PROVIDED RECORDS =
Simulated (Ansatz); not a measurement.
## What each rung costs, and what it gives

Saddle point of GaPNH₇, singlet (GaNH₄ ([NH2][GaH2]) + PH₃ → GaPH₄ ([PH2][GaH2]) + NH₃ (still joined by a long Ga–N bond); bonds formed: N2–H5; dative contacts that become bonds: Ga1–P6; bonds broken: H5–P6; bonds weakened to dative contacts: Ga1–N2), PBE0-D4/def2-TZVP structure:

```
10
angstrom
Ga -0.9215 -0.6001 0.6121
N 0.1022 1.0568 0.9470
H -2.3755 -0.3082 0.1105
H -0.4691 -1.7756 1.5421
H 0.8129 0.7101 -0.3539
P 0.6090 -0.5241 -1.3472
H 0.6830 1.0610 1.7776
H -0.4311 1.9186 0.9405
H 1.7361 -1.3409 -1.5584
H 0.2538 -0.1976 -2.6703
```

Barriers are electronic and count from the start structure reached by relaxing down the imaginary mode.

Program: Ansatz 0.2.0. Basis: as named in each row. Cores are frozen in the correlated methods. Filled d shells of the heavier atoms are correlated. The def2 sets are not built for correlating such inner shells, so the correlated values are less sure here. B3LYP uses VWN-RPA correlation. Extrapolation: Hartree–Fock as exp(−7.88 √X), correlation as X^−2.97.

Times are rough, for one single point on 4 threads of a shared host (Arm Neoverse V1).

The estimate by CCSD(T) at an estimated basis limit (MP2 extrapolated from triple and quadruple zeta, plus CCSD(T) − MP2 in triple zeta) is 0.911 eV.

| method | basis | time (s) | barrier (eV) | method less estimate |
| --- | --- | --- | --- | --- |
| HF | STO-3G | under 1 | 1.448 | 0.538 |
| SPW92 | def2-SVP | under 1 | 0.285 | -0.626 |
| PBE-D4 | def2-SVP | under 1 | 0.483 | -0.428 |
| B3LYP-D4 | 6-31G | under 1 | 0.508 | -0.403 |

WORK REQUEST =
An exact copy of the data is needed, running from its first line through the line that holds "Barriers are electronic", and nothing beyond that.

EXERCISE ANSWER =
Simulated (Ansatz); not a measurement.
## What each rung costs, and what it gives

Saddle point of GaPNH₇, singlet (GaNH₄ ([NH2][GaH2]) + PH₃ → GaPH₄ ([PH2][GaH2]) + NH₃ (still joined by a long Ga–N bond); bonds formed: N2–H5; dative contacts that become bonds: Ga1–P6; bonds broken: H5–P6; bonds weakened to dative contacts: Ga1–N2), PBE0-D4/def2-TZVP structure:

```
10
angstrom
Ga -0.9215 -0.6001 0.6121
N 0.1022 1.0568 0.9470
H -2.3755 -0.3082 0.1105
H -0.4691 -1.7756 1.5421
H 0.8129 0.7101 -0.3539
P 0.6090 -0.5241 -1.3472
H 0.6830 1.0610 1.7776
H -0.4311 1.9186 0.9405
H 1.7361 -1.3409 -1.5584
H 0.2538 -0.1976 -2.6703
```

Barriers are electronic and count from the start structure reached by relaxing down the imaginary mode.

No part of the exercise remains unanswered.